Type out the entries again, matching each one exactly.

========

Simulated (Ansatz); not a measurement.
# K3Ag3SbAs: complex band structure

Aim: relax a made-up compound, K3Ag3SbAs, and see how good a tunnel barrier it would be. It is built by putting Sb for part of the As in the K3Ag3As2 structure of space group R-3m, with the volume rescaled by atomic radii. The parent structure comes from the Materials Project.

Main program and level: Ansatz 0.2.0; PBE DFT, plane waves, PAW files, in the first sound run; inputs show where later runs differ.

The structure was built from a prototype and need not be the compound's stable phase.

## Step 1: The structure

========

• Result:
Simulated (Ansatz); not a measurement.
# K3Ag3SbAs: complex band structure

Aim: relax a made-up compound, K3Ag3SbAs, and see how good a tunnel barrier it would be. It is built by putting Sb for part of the As in the K3Ag3As2 structure of space group R-3m, with the volume rescaled by atomic radii. The parent structure comes from the Materials Project.

Main program and level: Ansatz 0.2.0; PBE DFT, plane waves, PAW files, in the first sound run; inputs show where later runs differ.

The structure was built from a prototype and need not be the compound's stable phase.

## Step 1: The structure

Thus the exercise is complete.